== == ==

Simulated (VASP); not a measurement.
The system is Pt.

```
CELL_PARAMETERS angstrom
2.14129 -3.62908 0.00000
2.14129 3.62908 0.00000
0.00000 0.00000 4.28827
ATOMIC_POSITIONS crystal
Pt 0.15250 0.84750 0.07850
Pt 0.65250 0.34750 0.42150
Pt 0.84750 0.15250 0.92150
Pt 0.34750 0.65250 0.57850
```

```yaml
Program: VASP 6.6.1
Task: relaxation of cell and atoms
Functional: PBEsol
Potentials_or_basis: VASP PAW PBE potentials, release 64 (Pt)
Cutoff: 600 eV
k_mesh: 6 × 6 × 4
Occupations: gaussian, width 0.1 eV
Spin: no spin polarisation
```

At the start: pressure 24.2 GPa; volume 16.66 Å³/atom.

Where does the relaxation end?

== == ==

### Assigned task:
When you output the entries, keep every line exactly as it appears above.

### Answer box:
Simulated (VASP); not a measurement.
The system is Pt.

```
CELL_PARAMETERS angstrom
2.14129 -3.62908 0.00000
2.14129 3.62908 0.00000
0.00000 0.00000 4.28827
ATOMIC_POSITIONS crystal
Pt 0.15250 0.84750 0.07850
Pt 0.65250 0.34750 0.42150
Pt 0.84750 0.15250 0.92150
Pt 0.34750 0.65250 0.57850
```

```yaml
Program: VASP 6.6.1
Task: relaxation of cell and atoms
Functional: PBEsol
Potentials_or_basis: VASP PAW PBE potentials, release 64 (Pt)
Cutoff: 600 eV
k_mesh: 6 × 6 × 4
Occupations: gaussian, width 0.1 eV
Spin: no spin polarisation
```

At the start: pressure 24.2 GPa; volume 16.66 Å³/atom.

Where does the relaxation end?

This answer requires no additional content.